- _Source material_:
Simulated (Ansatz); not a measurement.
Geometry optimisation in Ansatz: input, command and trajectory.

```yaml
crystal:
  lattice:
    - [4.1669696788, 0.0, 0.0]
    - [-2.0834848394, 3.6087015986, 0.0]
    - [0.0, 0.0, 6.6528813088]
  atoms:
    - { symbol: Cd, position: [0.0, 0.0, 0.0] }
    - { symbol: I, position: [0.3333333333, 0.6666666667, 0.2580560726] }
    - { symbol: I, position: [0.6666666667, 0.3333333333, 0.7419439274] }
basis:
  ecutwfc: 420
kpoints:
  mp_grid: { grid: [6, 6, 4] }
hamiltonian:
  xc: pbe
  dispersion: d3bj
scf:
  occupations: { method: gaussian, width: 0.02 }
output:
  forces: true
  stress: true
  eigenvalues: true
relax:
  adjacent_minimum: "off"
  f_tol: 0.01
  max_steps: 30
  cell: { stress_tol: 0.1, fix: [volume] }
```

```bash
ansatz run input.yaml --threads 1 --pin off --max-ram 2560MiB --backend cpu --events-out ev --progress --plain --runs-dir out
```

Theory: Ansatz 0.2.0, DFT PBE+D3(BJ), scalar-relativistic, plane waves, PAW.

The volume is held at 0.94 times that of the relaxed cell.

- _Task item_:
All entries shown above should be duplicated without a single difference.

- _Solution_:
Simulated (Ansatz); not a measurement.
Geometry optimisation in Ansatz: input, command and trajectory.

```yaml
crystal:
  lattice:
    - [4.1669696788, 0.0, 0.0]
    - [-2.0834848394, 3.6087015986, 0.0]
    - [0.0, 0.0, 6.6528813088]
  atoms:
    - { symbol: Cd, position: [0.0, 0.0, 0.0] }
    - { symbol: I, position: [0.3333333333, 0.6666666667, 0.2580560726] }
    - { symbol: I, position: [0.6666666667, 0.3333333333, 0.7419439274] }
basis:
  ecutwfc: 420
kpoints:
  mp_grid: { grid: [6, 6, 4] }
hamiltonian:
  xc: pbe
  dispersion: d3bj
scf:
  occupations: { method: gaussian, width: 0.02 }
output:
  forces: true
  stress: true
  eigenvalues: true
relax:
  adjacent_minimum: "off"
  f_tol: 0.01
  max_steps: 30
  cell: { stress_tol: 0.1, fix: [volume] }
```

```bash
ansatz run input.yaml --threads 1 --pin off --max-ram 2560MiB --backend cpu --events-out ev --progress --plain --runs-dir out
```

Theory: Ansatz 0.2.0, DFT PBE+D3(BJ), scalar-relativistic, plane waves, PAW.

The volume is held at 0.94 times that of the relaxed cell.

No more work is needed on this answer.